▶ **Required action**:
Your answer must be the listing, given again word for word.

════════════════════

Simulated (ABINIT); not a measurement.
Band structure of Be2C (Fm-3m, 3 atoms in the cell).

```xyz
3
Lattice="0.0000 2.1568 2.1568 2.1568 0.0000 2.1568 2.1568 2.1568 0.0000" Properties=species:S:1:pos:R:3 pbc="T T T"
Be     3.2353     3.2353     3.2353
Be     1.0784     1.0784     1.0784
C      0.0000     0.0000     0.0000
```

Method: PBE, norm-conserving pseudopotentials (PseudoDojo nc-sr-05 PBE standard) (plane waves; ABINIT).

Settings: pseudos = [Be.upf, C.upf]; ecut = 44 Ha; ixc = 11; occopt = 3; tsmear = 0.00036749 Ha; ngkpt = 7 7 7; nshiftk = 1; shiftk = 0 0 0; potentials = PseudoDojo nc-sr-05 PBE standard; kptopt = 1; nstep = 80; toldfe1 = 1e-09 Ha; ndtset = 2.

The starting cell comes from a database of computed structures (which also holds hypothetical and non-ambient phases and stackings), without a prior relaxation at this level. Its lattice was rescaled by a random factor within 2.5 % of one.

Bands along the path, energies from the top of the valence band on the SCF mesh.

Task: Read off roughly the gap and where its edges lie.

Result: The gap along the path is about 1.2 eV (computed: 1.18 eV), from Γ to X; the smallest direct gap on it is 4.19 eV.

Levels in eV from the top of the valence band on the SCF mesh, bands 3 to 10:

════════════════════

▶ **Response area**:
Simulated (ABINIT); not a measurement.
Band structure of Be2C (Fm-3m, 3 atoms in the cell).

```xyz
3
Lattice="0.0000 2.1568 2.1568 2.1568 0.0000 2.1568 2.1568 2.1568 0.0000" Properties=species:S:1:pos:R:3 pbc="T T T"
Be     3.2353     3.2353     3.2353
Be     1.0784     1.0784     1.0784
C      0.0000     0.0000     0.0000
```

Method: PBE, norm-conserving pseudopotentials (PseudoDojo nc-sr-05 PBE standard) (plane waves; ABINIT).

Settings: pseudos = [Be.upf, C.upf]; ecut = 44 Ha; ixc = 11; occopt = 3; tsmear = 0.00036749 Ha; ngkpt = 7 7 7; nshiftk = 1; shiftk = 0 0 0; potentials = PseudoDojo nc-sr-05 PBE standard; kptopt = 1; nstep = 80; toldfe1 = 1e-09 Ha; ndtset = 2.

The starting cell comes from a database of computed structures (which also holds hypothetical and non-ambient phases and stackings), without a prior relaxation at this level. Its lattice was rescaled by a random factor within 2.5 % of one.

Bands along the path, energies from the top of the valence band on the SCF mesh.

Task: Read off roughly the gap and where its edges lie.

Result: The gap along the path is about 1.2 eV (computed: 1.18 eV), from Γ to X; the smallest direct gap on it is 4.19 eV.

Levels in eV from the top of the valence band on the SCF mesh, bands 3 to 10:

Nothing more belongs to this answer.